*Work instruction:* Copy out the lines of the records below, and only those lines, from the one with "Bonds (- single, = double, #" through the one with "Calculated, not measured", exactly as they appear.

*Material shown:*
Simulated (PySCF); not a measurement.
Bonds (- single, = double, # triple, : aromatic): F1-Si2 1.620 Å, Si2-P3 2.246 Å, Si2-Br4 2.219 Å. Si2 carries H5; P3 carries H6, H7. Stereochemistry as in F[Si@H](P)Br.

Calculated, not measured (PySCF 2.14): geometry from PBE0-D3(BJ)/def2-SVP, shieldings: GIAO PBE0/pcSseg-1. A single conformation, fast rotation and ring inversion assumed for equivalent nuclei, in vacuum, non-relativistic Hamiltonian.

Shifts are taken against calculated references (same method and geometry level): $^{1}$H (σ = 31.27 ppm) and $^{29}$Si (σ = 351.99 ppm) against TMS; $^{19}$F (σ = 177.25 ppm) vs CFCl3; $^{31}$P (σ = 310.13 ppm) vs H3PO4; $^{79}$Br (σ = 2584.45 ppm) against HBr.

*Answer box:*
Bonds (- single, = double, # triple, : aromatic): F1-Si2 1.620 Å, Si2-P3 2.246 Å, Si2-Br4 2.219 Å. Si2 carries H5; P3 carries H6, H7. Stereochemistry as in F[Si@H](P)Br.

Calculated, not measured (PySCF 2.14): geometry from PBE0-D3(BJ)/def2-SVP, shieldings: GIAO PBE0/pcSseg-1. A single conformation, fast rotation and ring inversion assumed for equivalent nuclei, in vacuum, non-relativistic Hamiltonian.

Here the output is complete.